....
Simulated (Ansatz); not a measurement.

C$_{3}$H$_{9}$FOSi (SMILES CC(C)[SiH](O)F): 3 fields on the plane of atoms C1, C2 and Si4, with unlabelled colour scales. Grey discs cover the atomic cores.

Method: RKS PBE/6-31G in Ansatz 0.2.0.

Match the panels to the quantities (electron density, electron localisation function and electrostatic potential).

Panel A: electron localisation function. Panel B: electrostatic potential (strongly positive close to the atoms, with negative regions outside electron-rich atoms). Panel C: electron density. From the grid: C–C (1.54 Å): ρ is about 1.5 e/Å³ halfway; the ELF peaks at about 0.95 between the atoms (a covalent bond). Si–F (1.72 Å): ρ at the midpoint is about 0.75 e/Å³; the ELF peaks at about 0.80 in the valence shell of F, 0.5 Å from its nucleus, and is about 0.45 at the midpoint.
....

▶ **Task item**: Your task is to quote, without any alteration, the lines running from the top of the records to the line that holds "Match the panels", both included.

▶ **Solution**:
Simulated (Ansatz); not a measurement.

C$_{3}$H$_{9}$FOSi (SMILES CC(C)[SiH](O)F): 3 fields on the plane of atoms C1, C2 and Si4, with unlabelled colour scales. Grey discs cover the atomic cores.

Method: RKS PBE/6-31G in Ansatz 0.2.0.

Match the panels to the quantities (electron density, electron localisation function and electrostatic potential).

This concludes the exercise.